EXTRACTED RECORDS ->
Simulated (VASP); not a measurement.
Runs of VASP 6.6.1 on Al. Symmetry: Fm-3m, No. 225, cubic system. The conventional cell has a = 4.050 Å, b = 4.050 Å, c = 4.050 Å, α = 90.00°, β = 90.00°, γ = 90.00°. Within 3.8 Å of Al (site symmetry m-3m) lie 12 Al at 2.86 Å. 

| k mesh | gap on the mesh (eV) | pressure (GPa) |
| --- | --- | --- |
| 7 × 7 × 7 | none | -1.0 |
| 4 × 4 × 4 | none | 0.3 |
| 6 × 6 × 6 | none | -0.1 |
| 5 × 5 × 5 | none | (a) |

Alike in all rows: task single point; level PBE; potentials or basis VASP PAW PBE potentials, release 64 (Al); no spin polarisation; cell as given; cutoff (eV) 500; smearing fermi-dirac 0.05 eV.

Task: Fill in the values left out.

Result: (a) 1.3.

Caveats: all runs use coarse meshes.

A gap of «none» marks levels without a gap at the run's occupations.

ACTIVITY ->
When you reach the line in the material above that holds "none | -0.1 |", begin reproducing lines exactly, and stop after the line that holds "Caveats: all runs use coarse meshes.".

TASK RESULT ->
| 6 × 6 × 6 | none | -0.1 |
| 5 × 5 × 5 | none | (a) |

Alike in all rows: task single point; level PBE; potentials or basis VASP PAW PBE potentials, release 64 (Al); no spin polarisation; cell as given; cutoff (eV) 500; smearing fermi-dirac 0.05 eV.

Task: Fill in the values left out.

Result: (a) 1.3.

Caveats: all runs use coarse meshes.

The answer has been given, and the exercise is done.